▶ _Activity_
Restate, word for word, the lines from the opening line of the data through the line containing "Detailed kinetics in", both included, and nothing else.

▶ _Data shown_
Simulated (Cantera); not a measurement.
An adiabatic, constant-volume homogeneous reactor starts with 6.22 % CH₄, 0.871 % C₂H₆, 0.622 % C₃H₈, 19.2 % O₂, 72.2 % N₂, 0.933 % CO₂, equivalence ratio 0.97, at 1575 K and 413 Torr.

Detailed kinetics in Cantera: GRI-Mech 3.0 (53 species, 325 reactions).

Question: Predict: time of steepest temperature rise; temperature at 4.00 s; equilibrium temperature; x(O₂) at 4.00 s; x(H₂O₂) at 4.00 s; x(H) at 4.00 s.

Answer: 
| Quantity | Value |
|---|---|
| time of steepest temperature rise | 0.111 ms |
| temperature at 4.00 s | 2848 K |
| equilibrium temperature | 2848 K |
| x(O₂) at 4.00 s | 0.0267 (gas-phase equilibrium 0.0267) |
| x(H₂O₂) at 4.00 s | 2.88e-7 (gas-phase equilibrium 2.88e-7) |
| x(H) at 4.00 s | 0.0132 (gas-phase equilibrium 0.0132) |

▶ _Response area_
Simulated (Cantera); not a measurement.
An adiabatic, constant-volume homogeneous reactor starts with 6.22 % CH₄, 0.871 % C₂H₆, 0.622 % C₃H₈, 19.2 % O₂, 72.2 % N₂, 0.933 % CO₂, equivalence ratio 0.97, at 1575 K and 413 Torr.

Detailed kinetics in Cantera: GRI-Mech 3.0 (53 species, 325 reactions).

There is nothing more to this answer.